WORK REQUEST:
Write out the whole listing without a single alteration.

***** DATASET CONTENT
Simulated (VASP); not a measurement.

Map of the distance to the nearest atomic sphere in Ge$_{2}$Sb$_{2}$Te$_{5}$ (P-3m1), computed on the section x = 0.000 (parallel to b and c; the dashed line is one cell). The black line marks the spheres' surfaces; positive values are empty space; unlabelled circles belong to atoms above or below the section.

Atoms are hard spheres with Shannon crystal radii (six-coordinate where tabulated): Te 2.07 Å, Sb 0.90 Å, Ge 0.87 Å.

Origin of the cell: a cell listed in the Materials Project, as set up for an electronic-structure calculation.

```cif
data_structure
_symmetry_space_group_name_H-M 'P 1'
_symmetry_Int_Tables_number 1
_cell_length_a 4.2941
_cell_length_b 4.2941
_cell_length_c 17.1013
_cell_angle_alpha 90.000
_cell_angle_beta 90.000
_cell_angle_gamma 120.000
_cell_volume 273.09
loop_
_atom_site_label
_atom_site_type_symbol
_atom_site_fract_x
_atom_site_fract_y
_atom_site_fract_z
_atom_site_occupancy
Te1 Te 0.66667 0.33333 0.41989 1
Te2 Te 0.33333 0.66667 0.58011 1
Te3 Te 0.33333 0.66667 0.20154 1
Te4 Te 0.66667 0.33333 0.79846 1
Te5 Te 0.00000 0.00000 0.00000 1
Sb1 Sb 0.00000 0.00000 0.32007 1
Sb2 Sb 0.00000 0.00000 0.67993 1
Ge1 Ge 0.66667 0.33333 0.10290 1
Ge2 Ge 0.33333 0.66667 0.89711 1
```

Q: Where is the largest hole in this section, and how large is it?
**********

EXERCISE OUTPUT:
Simulated (VASP); not a measurement.

Map of the distance to the nearest atomic sphere in Ge$_{2}$Sb$_{2}$Te$_{5}$ (P-3m1), computed on the section x = 0.000 (parallel to b and c; the dashed line is one cell). The black line marks the spheres' surfaces; positive values are empty space; unlabelled circles belong to atoms above or below the section.

Atoms are hard spheres with Shannon crystal radii (six-coordinate where tabulated): Te 2.07 Å, Sb 0.90 Å, Ge 0.87 Å.

Origin of the cell: a cell listed in the Materials Project, as set up for an electronic-structure calculation.

```cif
data_structure
_symmetry_space_group_name_H-M 'P 1'
_symmetry_Int_Tables_number 1
_cell_length_a 4.2941
_cell_length_b 4.2941
_cell_length_c 17.1013
_cell_angle_alpha 90.000
_cell_angle_beta 90.000
_cell_angle_gamma 120.000
_cell_volume 273.09
loop_
_atom_site_label
_atom_site_type_symbol
_atom_site_fract_x
_atom_site_fract_y
_atom_site_fract_z
_atom_site_occupancy
Te1 Te 0.66667 0.33333 0.41989 1
Te2 Te 0.33333 0.66667 0.58011 1
Te3 Te 0.33333 0.66667 0.20154 1
Te4 Te 0.66667 0.33333 0.79846 1
Te5 Te 0.00000 0.00000 0.00000 1
Sb1 Sb 0.00000 0.00000 0.32007 1
Sb2 Sb 0.00000 0.00000 0.67993 1
Ge1 Ge 0.66667 0.33333 0.10290 1
Ge2 Ge 0.33333 0.66667 0.89711 1
```

Q: Where is the largest hole in this section, and how large is it?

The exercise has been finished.